» **Brief**
Only the lines from the start of the entries up to and including the line with "Ansatz 0.2.0 |" should be written out, exactly as they stand.

» **Supplied entries**
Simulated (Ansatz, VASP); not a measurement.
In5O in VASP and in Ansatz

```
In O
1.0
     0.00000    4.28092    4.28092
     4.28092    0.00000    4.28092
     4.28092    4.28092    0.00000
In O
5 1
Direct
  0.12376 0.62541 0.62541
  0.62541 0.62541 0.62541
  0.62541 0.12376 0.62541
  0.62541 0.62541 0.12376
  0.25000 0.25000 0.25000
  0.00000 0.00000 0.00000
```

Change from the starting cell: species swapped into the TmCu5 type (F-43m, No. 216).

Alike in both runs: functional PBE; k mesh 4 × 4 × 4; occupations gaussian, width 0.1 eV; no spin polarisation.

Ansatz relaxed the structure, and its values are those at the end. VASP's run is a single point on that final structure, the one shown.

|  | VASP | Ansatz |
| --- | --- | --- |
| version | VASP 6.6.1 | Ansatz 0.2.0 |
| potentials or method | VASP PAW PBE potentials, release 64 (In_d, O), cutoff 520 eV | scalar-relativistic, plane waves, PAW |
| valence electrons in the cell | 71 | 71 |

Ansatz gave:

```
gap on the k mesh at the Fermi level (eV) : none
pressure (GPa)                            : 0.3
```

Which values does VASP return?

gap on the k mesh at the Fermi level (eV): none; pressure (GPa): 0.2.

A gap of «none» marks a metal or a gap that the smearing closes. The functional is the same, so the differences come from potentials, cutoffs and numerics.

» **Exercise result**
Simulated (Ansatz, VASP); not a measurement.
In5O in VASP and in Ansatz

```
In O
1.0
     0.00000    4.28092    4.28092
     4.28092    0.00000    4.28092
     4.28092    4.28092    0.00000
In O
5 1
Direct
  0.12376 0.62541 0.62541
  0.62541 0.62541 0.62541
  0.62541 0.12376 0.62541
  0.62541 0.62541 0.12376
  0.25000 0.25000 0.25000
  0.00000 0.00000 0.00000
```

Change from the starting cell: species swapped into the TmCu5 type (F-43m, No. 216).

Alike in both runs: functional PBE; k mesh 4 × 4 × 4; occupations gaussian, width 0.1 eV; no spin polarisation.

Ansatz relaxed the structure, and its values are those at the end. VASP's run is a single point on that final structure, the one shown.

|  | VASP | Ansatz |
| --- | --- | --- |
| version | VASP 6.6.1 | Ansatz 0.2.0 |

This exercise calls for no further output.